Word for word, restate the lines from the start of the data down to the line with "Calculation: PBEsol with", both included.

Top of Data listing
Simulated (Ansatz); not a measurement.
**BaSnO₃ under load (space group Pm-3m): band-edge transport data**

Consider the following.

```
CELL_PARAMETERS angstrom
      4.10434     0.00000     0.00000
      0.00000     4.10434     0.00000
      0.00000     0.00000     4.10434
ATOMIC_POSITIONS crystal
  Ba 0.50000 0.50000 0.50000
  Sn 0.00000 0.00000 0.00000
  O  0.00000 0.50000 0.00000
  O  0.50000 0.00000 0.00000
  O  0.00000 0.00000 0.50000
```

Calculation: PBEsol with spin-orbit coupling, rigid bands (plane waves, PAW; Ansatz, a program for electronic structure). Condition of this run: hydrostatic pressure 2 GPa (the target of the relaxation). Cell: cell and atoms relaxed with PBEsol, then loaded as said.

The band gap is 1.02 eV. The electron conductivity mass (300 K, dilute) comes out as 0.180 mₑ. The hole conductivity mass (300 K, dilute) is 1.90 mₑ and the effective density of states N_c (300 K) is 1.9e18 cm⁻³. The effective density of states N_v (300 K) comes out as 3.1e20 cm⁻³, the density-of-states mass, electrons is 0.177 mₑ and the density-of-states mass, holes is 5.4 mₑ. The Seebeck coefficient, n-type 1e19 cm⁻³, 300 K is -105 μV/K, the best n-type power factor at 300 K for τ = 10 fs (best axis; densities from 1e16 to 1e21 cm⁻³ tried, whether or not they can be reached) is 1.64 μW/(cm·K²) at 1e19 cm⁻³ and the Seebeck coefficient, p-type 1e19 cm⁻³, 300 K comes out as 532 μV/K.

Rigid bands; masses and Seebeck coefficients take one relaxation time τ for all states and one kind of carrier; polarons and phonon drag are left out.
Bottom of Data listing

▶ _Answer space_
Simulated (Ansatz); not a measurement.
**BaSnO₃ under load (space group Pm-3m): band-edge transport data**

Consider the following.

```
CELL_PARAMETERS angstrom
      4.10434     0.00000     0.00000
      0.00000     4.10434     0.00000
      0.00000     0.00000     4.10434
ATOMIC_POSITIONS crystal
  Ba 0.50000 0.50000 0.50000
  Sn 0.00000 0.00000 0.00000
  O  0.00000 0.50000 0.00000
  O  0.50000 0.00000 0.00000
  O  0.00000 0.00000 0.50000
```

Calculation: PBEsol with spin-orbit coupling, rigid bands (plane waves, PAW; Ansatz, a program for electronic structure). Condition of this run: hydrostatic pressure 2 GPa (the target of the relaxation). Cell: cell and atoms relaxed with PBEsol, then loaded as said.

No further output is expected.